********************
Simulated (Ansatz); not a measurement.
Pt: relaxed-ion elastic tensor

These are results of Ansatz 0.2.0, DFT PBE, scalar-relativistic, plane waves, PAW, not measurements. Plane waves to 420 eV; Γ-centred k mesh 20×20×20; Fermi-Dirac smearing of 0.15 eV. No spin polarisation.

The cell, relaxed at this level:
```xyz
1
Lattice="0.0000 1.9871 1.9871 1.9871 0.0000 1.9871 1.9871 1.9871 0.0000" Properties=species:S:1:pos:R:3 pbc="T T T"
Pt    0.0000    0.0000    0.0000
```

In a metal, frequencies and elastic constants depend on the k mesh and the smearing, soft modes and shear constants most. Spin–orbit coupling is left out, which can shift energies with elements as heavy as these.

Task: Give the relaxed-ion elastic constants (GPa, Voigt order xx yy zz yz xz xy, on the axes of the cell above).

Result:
********************

**WORK REQUEST**
An accurate, complete transcription of the records above is needed.

**WRITTEN REPLY**
Simulated (Ansatz); not a measurement.
Pt: relaxed-ion elastic tensor

These are results of Ansatz 0.2.0, DFT PBE, scalar-relativistic, plane waves, PAW, not measurements. Plane waves to 420 eV; Γ-centred k mesh 20×20×20; Fermi-Dirac smearing of 0.15 eV. No spin polarisation.

The cell, relaxed at this level:
```xyz
1
Lattice="0.0000 1.9871 1.9871 1.9871 0.0000 1.9871 1.9871 1.9871 0.0000" Properties=species:S:1:pos:R:3 pbc="T T T"
Pt    0.0000    0.0000    0.0000
```

In a metal, frequencies and elastic constants depend on the k mesh and the smearing, soft modes and shear constants most. Spin–orbit coupling is left out, which can shift energies with elements as heavy as these.

Task: Give the relaxed-ion elastic constants (GPa, Voigt order xx yy zz yz xz xy, on the axes of the cell above).

Result:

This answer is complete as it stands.